_Task item_
Print the records below exactly; all of them are needed.

_Data to examine_
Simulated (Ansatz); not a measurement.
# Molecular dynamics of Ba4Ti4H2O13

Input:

_Response area_
Simulated (Ansatz); not a measurement.
# Molecular dynamics of Ba4Ti4H2O13

Input:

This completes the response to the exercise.